**********

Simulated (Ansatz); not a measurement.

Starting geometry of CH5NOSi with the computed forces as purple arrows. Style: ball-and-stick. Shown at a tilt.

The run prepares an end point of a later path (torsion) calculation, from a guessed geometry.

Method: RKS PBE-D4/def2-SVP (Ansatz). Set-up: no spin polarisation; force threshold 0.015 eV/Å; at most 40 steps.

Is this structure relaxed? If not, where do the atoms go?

**********

• **Exercise**
All of the data needs to be repeated exactly.

• **Exercise result**
Simulated (Ansatz); not a measurement.

Starting geometry of CH5NOSi with the computed forces as purple arrows. Style: ball-and-stick. Shown at a tilt.

The run prepares an end point of a later path (torsion) calculation, from a guessed geometry.

Method: RKS PBE-D4/def2-SVP (Ansatz). Set-up: no spin polarisation; force threshold 0.015 eV/Å; at most 40 steps.

Is this structure relaxed? If not, where do the atoms go?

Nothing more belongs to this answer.